ASSIGNED TASK: Each line from the opening of the records that follow to the line with "0.02 eV | 4.39 | 0.5 |" needs to be written out exactly. Add nothing.

INFORMATION SUPPLIED:
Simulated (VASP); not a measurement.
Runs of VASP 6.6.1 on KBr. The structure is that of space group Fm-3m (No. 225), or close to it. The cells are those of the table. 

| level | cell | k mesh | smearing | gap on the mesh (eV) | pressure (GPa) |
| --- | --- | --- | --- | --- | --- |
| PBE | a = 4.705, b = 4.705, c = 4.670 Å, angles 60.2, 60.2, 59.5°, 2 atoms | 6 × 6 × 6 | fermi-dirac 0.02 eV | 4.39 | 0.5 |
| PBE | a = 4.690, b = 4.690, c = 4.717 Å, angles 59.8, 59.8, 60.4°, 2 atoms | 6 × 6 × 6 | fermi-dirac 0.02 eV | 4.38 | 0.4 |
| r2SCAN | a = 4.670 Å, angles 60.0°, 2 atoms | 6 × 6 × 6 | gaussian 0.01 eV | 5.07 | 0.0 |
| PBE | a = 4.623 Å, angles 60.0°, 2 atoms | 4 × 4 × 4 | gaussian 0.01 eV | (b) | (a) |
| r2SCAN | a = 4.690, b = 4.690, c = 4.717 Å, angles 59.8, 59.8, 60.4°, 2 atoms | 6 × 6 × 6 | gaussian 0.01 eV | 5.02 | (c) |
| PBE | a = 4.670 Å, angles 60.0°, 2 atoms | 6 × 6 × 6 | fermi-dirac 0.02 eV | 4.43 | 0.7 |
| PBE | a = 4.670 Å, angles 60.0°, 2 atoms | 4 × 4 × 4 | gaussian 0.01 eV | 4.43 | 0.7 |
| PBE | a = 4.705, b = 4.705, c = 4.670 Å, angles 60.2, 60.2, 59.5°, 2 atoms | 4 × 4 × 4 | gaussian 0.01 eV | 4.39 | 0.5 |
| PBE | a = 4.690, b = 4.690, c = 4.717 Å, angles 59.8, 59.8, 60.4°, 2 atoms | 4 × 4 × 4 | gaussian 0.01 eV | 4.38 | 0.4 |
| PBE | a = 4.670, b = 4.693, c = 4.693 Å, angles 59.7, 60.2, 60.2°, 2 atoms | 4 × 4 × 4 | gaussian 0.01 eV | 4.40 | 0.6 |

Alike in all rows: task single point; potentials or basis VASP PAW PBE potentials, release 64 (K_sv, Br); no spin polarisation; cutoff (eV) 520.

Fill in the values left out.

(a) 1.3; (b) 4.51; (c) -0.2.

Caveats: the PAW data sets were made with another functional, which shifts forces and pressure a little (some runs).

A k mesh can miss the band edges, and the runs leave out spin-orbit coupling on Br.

RESPONSE BOX:
Simulated (VASP); not a measurement.
Runs of VASP 6.6.1 on KBr. The structure is that of space group Fm-3m (No. 225), or close to it. The cells are those of the table. 

| level | cell | k mesh | smearing | gap on the mesh (eV) | pressure (GPa) |
| --- | --- | --- | --- | --- | --- |
| PBE | a = 4.705, b = 4.705, c = 4.670 Å, angles 60.2, 60.2, 59.5°, 2 atoms | 6 × 6 × 6 | fermi-dirac 0.02 eV | 4.39 | 0.5 |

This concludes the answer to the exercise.